● Exercise
Write out the complete data exactly as written.

● Given information
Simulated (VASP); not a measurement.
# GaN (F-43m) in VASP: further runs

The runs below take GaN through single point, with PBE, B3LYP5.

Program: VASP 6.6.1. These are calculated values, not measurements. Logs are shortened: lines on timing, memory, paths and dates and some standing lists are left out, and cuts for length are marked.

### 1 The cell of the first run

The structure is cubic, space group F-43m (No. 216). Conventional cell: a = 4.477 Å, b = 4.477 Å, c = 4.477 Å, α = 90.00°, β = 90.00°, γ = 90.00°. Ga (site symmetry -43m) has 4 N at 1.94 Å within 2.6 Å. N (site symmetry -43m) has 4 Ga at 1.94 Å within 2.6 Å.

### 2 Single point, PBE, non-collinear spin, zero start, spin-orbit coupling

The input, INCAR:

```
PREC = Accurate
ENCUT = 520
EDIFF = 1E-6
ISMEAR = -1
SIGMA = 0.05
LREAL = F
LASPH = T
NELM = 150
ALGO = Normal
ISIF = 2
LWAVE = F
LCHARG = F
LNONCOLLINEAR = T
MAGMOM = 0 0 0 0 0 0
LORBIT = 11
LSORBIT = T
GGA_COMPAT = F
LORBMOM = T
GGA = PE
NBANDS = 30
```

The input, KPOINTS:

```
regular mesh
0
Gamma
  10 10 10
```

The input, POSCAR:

● Your response
Simulated (VASP); not a measurement.
# GaN (F-43m) in VASP: further runs

The runs below take GaN through single point, with PBE, B3LYP5.

Program: VASP 6.6.1. These are calculated values, not measurements. Logs are shortened: lines on timing, memory, paths and dates and some standing lists are left out, and cuts for length are marked.

### 1 The cell of the first run

The structure is cubic, space group F-43m (No. 216). Conventional cell: a = 4.477 Å, b = 4.477 Å, c = 4.477 Å, α = 90.00°, β = 90.00°, γ = 90.00°. Ga (site symmetry -43m) has 4 N at 1.94 Å within 2.6 Å. N (site symmetry -43m) has 4 Ga at 1.94 Å within 2.6 Å.

### 2 Single point, PBE, non-collinear spin, zero start, spin-orbit coupling

The input, INCAR:

```
PREC = Accurate
ENCUT = 520
EDIFF = 1E-6
ISMEAR = -1
SIGMA = 0.05
LREAL = F
LASPH = T
NELM = 150
ALGO = Normal
ISIF = 2
LWAVE = F
LCHARG = F
LNONCOLLINEAR = T
MAGMOM = 0 0 0 0 0 0
LORBIT = 11
LSORBIT = T
GGA_COMPAT = F
LORBMOM = T
GGA = PE
NBANDS = 30
```

The input, KPOINTS:

```
regular mesh
0
Gamma
  10 10 10
```

The input, POSCAR:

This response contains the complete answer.